**Work task**
Your output should consist of every record, copied exactly.

╭─ Study material

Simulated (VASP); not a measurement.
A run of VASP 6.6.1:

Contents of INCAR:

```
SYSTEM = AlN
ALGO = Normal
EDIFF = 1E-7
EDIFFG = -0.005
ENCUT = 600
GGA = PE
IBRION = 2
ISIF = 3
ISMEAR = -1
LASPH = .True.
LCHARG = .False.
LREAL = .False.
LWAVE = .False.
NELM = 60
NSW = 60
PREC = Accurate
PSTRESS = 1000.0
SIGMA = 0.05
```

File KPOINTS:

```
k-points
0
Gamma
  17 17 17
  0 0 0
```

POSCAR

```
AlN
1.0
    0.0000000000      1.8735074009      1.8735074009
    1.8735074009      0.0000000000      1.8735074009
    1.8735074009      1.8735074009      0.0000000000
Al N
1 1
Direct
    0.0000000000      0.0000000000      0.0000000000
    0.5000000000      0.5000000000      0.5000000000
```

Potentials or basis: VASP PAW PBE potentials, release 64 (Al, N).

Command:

╰─

**Solution**
Simulated (VASP); not a measurement.
A run of VASP 6.6.1:

Contents of INCAR:

```
SYSTEM = AlN
ALGO = Normal
EDIFF = 1E-7
EDIFFG = -0.005
ENCUT = 600
GGA = PE
IBRION = 2
ISIF = 3
ISMEAR = -1
LASPH = .True.
LCHARG = .False.
LREAL = .False.
LWAVE = .False.
NELM = 60
NSW = 60
PREC = Accurate
PSTRESS = 1000.0
SIGMA = 0.05
```

File KPOINTS:

```
k-points
0
Gamma
  17 17 17
  0 0 0
```

POSCAR

```
AlN
1.0
    0.0000000000      1.8735074009      1.8735074009
    1.8735074009      0.0000000000      1.8735074009
    1.8735074009      1.8735074009      0.0000000000
Al N
1 1
Direct
    0.0000000000      0.0000000000      0.0000000000
    0.5000000000      0.5000000000      0.5000000000
```

Potentials or basis: VASP PAW PBE potentials, release 64 (Al, N).

Command:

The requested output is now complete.